=== GIVEN INFORMATION ===

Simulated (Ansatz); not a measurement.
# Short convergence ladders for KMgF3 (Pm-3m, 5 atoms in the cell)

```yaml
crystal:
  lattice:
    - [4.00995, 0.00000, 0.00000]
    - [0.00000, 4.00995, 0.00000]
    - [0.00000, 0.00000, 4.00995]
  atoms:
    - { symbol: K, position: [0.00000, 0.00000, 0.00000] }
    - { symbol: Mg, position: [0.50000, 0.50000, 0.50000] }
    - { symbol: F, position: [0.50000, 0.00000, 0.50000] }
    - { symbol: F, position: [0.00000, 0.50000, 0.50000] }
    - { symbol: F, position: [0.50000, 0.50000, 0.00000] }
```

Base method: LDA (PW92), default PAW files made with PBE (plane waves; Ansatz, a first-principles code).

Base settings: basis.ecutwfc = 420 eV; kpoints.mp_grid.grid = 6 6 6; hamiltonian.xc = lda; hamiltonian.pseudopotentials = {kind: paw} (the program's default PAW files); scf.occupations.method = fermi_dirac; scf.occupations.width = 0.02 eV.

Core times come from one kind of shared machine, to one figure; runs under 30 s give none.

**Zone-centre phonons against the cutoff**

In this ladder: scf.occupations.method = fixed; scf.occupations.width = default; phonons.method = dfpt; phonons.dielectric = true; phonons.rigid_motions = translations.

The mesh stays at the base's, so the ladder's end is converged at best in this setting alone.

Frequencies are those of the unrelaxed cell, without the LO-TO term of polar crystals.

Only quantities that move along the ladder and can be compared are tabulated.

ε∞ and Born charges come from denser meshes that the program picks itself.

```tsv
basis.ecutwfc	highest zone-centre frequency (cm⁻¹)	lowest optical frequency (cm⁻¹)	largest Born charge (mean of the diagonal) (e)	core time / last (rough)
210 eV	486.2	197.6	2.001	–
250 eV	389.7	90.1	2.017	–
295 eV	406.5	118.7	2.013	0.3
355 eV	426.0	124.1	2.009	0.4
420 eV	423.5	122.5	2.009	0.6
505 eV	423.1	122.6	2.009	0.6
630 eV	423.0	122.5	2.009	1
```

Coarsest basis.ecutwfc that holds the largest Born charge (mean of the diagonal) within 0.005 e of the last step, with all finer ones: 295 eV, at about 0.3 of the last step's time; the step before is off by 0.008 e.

===

> ASSIGNMENT: Could you set down, word for word, only the lines above from the line with "against the cutoff**" to the line with "In this ladder: scf.occupations.method", including both?

> EXERCISE SOLUTION:
**Zone-centre phonons against the cutoff**

In this ladder: scf.occupations.method = fixed; scf.occupations.width = default; phonons.method = dfpt; phonons.dielectric = true; phonons.rigid_motions = translations.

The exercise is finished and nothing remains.